■ DATA LISTING ■
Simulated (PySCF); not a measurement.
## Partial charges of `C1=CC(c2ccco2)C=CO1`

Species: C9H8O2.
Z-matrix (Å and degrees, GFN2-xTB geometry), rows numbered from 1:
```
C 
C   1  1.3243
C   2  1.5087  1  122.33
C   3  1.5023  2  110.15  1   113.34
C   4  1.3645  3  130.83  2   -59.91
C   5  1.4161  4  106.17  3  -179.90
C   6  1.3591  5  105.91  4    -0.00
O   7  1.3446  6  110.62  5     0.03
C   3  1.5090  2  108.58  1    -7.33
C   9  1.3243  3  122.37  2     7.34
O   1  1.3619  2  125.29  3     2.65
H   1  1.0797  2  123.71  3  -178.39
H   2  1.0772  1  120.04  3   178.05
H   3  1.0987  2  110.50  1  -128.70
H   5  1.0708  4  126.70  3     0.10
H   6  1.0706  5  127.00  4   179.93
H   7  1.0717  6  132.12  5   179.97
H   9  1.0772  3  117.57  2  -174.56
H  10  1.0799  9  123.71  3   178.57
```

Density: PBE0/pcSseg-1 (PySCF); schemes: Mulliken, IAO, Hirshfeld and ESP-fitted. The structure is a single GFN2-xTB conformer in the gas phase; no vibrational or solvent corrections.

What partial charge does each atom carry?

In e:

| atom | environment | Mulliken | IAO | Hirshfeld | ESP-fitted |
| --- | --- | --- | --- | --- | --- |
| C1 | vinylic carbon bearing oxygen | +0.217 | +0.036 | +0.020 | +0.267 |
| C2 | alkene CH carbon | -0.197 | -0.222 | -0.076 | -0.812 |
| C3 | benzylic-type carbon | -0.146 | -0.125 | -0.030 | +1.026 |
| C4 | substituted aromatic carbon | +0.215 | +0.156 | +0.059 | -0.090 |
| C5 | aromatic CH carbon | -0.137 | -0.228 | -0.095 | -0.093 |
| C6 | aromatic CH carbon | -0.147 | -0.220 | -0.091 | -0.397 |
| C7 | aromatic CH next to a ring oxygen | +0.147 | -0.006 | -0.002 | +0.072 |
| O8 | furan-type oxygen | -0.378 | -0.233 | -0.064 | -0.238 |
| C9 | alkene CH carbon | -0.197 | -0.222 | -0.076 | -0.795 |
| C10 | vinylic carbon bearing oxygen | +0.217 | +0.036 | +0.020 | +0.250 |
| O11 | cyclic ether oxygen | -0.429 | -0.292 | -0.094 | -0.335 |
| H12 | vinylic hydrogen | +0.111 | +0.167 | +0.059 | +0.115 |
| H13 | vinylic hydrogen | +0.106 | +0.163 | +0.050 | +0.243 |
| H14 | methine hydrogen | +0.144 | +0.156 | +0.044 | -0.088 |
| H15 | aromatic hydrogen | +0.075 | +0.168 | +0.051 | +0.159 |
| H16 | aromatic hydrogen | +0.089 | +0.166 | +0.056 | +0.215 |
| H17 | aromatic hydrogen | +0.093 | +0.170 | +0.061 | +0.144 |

■ WORK REQUEST ■
Once the line with "-0.076 | -0.812 |" is found in the records above, print exactly that line and every line after it through the line with "-0.076 | -0.795 |".

■ ANSWER SPACE ■
| C2 | alkene CH carbon | -0.197 | -0.222 | -0.076 | -0.812 |
| C3 | benzylic-type carbon | -0.146 | -0.125 | -0.030 | +1.026 |
| C4 | substituted aromatic carbon | +0.215 | +0.156 | +0.059 | -0.090 |
| C5 | aromatic CH carbon | -0.137 | -0.228 | -0.095 | -0.093 |
| C6 | aromatic CH carbon | -0.147 | -0.220 | -0.091 | -0.397 |
| C7 | aromatic CH next to a ring oxygen | +0.147 | -0.006 | -0.002 | +0.072 |
| O8 | furan-type oxygen | -0.378 | -0.233 | -0.064 | -0.238 |
| C9 | alkene CH carbon | -0.197 | -0.222 | -0.076 | -0.795 |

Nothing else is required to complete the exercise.